# [Activity]
In this exercise, reproduce the whole listing exactly.

# [Dataset extract]
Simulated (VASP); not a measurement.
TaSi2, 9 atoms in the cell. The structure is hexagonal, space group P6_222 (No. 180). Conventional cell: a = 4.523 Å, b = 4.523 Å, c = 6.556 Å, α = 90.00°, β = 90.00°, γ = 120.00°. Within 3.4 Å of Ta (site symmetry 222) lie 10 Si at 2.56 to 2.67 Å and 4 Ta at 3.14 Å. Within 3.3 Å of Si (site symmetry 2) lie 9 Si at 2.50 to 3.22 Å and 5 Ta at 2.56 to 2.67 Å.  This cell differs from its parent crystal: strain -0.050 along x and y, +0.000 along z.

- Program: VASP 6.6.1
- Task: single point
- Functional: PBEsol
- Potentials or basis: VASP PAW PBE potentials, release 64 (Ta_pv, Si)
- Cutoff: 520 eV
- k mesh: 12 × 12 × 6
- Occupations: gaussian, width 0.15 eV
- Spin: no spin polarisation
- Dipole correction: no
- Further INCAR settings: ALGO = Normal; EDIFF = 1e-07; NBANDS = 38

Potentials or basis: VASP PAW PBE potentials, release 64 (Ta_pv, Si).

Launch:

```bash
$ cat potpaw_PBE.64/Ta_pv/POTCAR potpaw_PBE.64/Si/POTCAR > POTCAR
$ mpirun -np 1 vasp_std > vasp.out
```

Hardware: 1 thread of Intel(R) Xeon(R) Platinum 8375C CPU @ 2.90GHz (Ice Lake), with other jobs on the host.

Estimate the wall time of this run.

# [Result]
Simulated (VASP); not a measurement.
TaSi2, 9 atoms in the cell. The structure is hexagonal, space group P6_222 (No. 180). Conventional cell: a = 4.523 Å, b = 4.523 Å, c = 6.556 Å, α = 90.00°, β = 90.00°, γ = 120.00°. Within 3.4 Å of Ta (site symmetry 222) lie 10 Si at 2.56 to 2.67 Å and 4 Ta at 3.14 Å. Within 3.3 Å of Si (site symmetry 2) lie 9 Si at 2.50 to 3.22 Å and 5 Ta at 2.56 to 2.67 Å.  This cell differs from its parent crystal: strain -0.050 along x and y, +0.000 along z.

- Program: VASP 6.6.1
- Task: single point
- Functional: PBEsol
- Potentials or basis: VASP PAW PBE potentials, release 64 (Ta_pv, Si)
- Cutoff: 520 eV
- k mesh: 12 × 12 × 6
- Occupations: gaussian, width 0.15 eV
- Spin: no spin polarisation
- Dipole correction: no
- Further INCAR settings: ALGO = Normal; EDIFF = 1e-07; NBANDS = 38

Potentials or basis: VASP PAW PBE potentials, release 64 (Ta_pv, Si).

Launch:

```bash
$ cat potpaw_PBE.64/Ta_pv/POTCAR potpaw_PBE.64/Si/POTCAR > POTCAR
$ mpirun -np 1 vasp_std > vasp.out
```

Hardware: 1 thread of Intel(R) Xeon(R) Platinum 8375C CPU @ 2.90GHz (Ice Lake), with other jobs on the host.

Estimate the wall time of this run.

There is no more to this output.